Listed entries =
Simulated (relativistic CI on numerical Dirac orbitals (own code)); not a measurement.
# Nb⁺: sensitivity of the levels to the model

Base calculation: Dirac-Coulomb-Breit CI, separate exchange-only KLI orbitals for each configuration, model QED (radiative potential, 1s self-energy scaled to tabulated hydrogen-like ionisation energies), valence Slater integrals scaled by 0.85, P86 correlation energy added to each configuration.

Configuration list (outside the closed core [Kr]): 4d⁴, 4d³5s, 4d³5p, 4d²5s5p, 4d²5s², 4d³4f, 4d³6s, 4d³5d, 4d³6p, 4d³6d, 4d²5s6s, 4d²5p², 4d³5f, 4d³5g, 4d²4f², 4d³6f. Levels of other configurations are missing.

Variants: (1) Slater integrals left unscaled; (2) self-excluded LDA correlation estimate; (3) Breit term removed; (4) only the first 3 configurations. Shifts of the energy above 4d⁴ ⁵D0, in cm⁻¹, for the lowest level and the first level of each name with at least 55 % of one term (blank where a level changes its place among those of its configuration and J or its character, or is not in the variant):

Work instruction = Give each line of the records above again, unchanged.

Response area =
Simulated (relativistic CI on numerical Dirac orbitals (own code)); not a measurement.
# Nb⁺: sensitivity of the levels to the model

Base calculation: Dirac-Coulomb-Breit CI, separate exchange-only KLI orbitals for each configuration, model QED (radiative potential, 1s self-energy scaled to tabulated hydrogen-like ionisation energies), valence Slater integrals scaled by 0.85, P86 correlation energy added to each configuration.

Configuration list (outside the closed core [Kr]): 4d⁴, 4d³5s, 4d³5p, 4d²5s5p, 4d²5s², 4d³4f, 4d³6s, 4d³5d, 4d³6p, 4d³6d, 4d²5s6s, 4d²5p², 4d³5f, 4d³5g, 4d²4f², 4d³6f. Levels of other configurations are missing.

Variants: (1) Slater integrals left unscaled; (2) self-excluded LDA correlation estimate; (3) Breit term removed; (4) only the first 3 configurations. Shifts of the energy above 4d⁴ ⁵D0, in cm⁻¹, for the lowest level and the first level of each name with at least 55 % of one term (blank where a level changes its place among those of its configuration and J or its character, or is not in the variant):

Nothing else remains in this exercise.